> **Supplied data**
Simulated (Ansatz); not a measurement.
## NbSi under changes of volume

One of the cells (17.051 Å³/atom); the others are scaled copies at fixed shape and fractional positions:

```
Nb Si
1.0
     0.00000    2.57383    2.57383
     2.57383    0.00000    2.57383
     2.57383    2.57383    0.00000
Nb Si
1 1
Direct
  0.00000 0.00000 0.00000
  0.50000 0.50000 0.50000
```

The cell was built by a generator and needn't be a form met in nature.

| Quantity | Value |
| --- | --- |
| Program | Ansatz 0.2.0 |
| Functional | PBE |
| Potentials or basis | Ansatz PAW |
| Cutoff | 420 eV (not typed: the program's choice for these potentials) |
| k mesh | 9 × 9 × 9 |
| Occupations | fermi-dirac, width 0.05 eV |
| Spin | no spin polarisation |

> **Work request**
Only an exact transcription of all the entries will do.

> **Your solution**
Simulated (Ansatz); not a measurement.
## NbSi under changes of volume

One of the cells (17.051 Å³/atom); the others are scaled copies at fixed shape and fractional positions:

```
Nb Si
1.0
     0.00000    2.57383    2.57383
     2.57383    0.00000    2.57383
     2.57383    2.57383    0.00000
Nb Si
1 1
Direct
  0.00000 0.00000 0.00000
  0.50000 0.50000 0.50000
```

The cell was built by a generator and needn't be a form met in nature.

| Quantity | Value |
| --- | --- |
| Program | Ansatz 0.2.0 |
| Functional | PBE |
| Potentials or basis | Ansatz PAW |
| Cutoff | 420 eV (not typed: the program's choice for these potentials) |
| k mesh | 9 × 9 × 9 |
| Occupations | fermi-dirac, width 0.05 eV |
| Spin | no spin polarisation |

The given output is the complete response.